**REQUIRED ACTION**
Until you reach the line containing "The largest gap", reproduce each line of the listing exactly, please, and include that line as well.

+ + + +
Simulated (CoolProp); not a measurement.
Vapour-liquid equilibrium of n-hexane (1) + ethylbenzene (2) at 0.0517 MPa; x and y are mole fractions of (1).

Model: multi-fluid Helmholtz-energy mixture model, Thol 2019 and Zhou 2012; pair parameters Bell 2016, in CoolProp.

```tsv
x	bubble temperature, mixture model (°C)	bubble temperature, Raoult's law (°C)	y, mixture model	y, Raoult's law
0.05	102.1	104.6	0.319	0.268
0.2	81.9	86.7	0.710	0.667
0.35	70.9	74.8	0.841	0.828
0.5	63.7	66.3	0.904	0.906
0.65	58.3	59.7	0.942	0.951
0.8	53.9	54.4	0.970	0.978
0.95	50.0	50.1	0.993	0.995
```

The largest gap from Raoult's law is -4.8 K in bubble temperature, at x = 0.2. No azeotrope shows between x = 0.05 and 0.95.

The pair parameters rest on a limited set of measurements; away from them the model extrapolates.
+ + + +

**ANSWER BOX**
Simulated (CoolProp); not a measurement.
Vapour-liquid equilibrium of n-hexane (1) + ethylbenzene (2) at 0.0517 MPa; x and y are mole fractions of (1).

Model: multi-fluid Helmholtz-energy mixture model, Thol 2019 and Zhou 2012; pair parameters Bell 2016, in CoolProp.

```tsv
x	bubble temperature, mixture model (°C)	bubble temperature, Raoult's law (°C)	y, mixture model	y, Raoult's law
0.05	102.1	104.6	0.319	0.268
0.2	81.9	86.7	0.710	0.667
0.35	70.9	74.8	0.841	0.828
0.5	63.7	66.3	0.904	0.906
0.65	58.3	59.7	0.942	0.951
0.8	53.9	54.4	0.970	0.978
0.95	50.0	50.1	0.993	0.995
```

The largest gap from Raoult's law is -4.8 K in bubble temperature, at x = 0.2. No azeotrope shows between x = 0.05 and 0.95.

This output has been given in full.